■ **Work item**:
Reproduce, please, only the lines from the first line below to the line containing "PySCF, def2-SVPD basis, density", inclusive.

■ **Extracted entries**:
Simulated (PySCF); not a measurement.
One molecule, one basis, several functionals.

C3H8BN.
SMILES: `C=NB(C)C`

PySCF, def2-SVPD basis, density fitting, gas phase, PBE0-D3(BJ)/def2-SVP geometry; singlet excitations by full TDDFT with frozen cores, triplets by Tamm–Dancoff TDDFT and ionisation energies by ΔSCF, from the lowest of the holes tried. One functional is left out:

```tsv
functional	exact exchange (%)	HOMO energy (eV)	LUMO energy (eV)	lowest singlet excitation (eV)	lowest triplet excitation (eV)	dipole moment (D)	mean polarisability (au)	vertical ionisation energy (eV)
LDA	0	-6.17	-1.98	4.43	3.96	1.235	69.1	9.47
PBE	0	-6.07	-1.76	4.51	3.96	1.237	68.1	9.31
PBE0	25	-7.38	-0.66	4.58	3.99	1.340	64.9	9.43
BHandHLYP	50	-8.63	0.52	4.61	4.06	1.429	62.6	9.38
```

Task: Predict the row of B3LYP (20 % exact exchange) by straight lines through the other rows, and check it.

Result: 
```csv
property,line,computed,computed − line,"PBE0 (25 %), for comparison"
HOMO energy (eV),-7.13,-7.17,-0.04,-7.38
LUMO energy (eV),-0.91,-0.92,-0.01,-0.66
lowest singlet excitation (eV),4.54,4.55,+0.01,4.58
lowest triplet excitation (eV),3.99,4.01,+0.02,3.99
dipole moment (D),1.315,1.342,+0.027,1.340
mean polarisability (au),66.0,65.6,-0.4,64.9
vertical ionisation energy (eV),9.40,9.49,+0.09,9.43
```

■ **Written reply**:
Simulated (PySCF); not a measurement.
One molecule, one basis, several functionals.

C3H8BN.
SMILES: `C=NB(C)C`

PySCF, def2-SVPD basis, density fitting, gas phase, PBE0-D3(BJ)/def2-SVP geometry; singlet excitations by full TDDFT with frozen cores, triplets by Tamm–Dancoff TDDFT and ionisation energies by ΔSCF, from the lowest of the holes tried. One functional is left out:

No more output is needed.